#### DATASET EXCERPTS:
>>>>>
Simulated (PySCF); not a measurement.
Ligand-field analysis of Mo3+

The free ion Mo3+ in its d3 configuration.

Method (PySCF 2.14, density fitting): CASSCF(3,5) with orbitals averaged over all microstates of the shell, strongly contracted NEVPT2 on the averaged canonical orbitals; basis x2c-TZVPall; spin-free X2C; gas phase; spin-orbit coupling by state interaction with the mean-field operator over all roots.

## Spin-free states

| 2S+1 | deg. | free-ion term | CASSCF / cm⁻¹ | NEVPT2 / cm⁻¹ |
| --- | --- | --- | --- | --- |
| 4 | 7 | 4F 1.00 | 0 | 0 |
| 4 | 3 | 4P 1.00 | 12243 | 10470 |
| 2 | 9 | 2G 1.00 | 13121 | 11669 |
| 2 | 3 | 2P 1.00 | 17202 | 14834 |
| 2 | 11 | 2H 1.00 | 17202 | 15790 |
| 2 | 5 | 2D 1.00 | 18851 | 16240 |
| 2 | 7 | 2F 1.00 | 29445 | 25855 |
<<<<<

#### WORK ORDER:
Repeat the entries above exactly, beginning at their first line and ending with the line that contains "The free ion Mo3+ in its d3 configuration.", with nothing added.

#### PROBLEM SOLUTION:
Simulated (PySCF); not a measurement.
Ligand-field analysis of Mo3+

The free ion Mo3+ in its d3 configuration.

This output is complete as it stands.